Brief:
Would you repeat each line below precisely as it stands?

Data excerpts:
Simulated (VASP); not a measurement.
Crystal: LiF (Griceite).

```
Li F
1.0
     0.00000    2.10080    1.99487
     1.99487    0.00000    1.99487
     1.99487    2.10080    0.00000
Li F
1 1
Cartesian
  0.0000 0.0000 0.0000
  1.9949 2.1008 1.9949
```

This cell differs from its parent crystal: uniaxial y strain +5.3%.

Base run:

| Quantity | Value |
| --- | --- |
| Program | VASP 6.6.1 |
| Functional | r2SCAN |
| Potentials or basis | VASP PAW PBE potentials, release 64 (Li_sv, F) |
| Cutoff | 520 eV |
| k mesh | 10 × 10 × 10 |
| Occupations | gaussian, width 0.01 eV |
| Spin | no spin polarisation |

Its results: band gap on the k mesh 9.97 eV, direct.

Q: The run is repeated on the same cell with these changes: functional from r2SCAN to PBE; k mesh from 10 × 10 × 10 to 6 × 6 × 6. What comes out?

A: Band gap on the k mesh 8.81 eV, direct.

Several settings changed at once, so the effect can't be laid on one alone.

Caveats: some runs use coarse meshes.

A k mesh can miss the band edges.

Exercise response:
Simulated (VASP); not a measurement.
Crystal: LiF (Griceite).

```
Li F
1.0
     0.00000    2.10080    1.99487
     1.99487    0.00000    1.99487
     1.99487    2.10080    0.00000
Li F
1 1
Cartesian
  0.0000 0.0000 0.0000
  1.9949 2.1008 1.9949
```

This cell differs from its parent crystal: uniaxial y strain +5.3%.

Base run:

| Quantity | Value |
| --- | --- |
| Program | VASP 6.6.1 |
| Functional | r2SCAN |
| Potentials or basis | VASP PAW PBE potentials, release 64 (Li_sv, F) |
| Cutoff | 520 eV |
| k mesh | 10 × 10 × 10 |
| Occupations | gaussian, width 0.01 eV |
| Spin | no spin polarisation |

Its results: band gap on the k mesh 9.97 eV, direct.

Q: The run is repeated on the same cell with these changes: functional from r2SCAN to PBE; k mesh from 10 × 10 × 10 to 6 × 6 × 6. What comes out?

A: Band gap on the k mesh 8.81 eV, direct.

Several settings changed at once, so the effect can't be laid on one alone.

Caveats: some runs use coarse meshes.

A k mesh can miss the band edges.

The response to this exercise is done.